» **ASSIGNED TASK**
Everything from the first line of the records below through the line containing "Calculated with Ansatz" is to be retyped exactly; leave out the rest.

########################################

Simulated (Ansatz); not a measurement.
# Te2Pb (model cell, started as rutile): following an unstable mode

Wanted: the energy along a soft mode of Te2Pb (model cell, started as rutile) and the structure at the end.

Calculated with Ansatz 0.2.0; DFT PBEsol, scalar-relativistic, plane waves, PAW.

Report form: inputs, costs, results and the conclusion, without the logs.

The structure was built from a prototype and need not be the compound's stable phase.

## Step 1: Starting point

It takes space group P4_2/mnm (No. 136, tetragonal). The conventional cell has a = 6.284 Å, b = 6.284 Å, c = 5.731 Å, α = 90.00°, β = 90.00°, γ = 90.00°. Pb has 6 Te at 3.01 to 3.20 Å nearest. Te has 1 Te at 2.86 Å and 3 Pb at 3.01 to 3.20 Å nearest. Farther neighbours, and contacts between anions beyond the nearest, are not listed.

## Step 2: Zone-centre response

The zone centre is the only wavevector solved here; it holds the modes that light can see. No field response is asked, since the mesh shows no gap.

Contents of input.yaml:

########################################

» **WRITTEN SOLUTION**
Simulated (Ansatz); not a measurement.
# Te2Pb (model cell, started as rutile): following an unstable mode

Wanted: the energy along a soft mode of Te2Pb (model cell, started as rutile) and the structure at the end.

Calculated with Ansatz 0.2.0; DFT PBEsol, scalar-relativistic, plane waves, PAW.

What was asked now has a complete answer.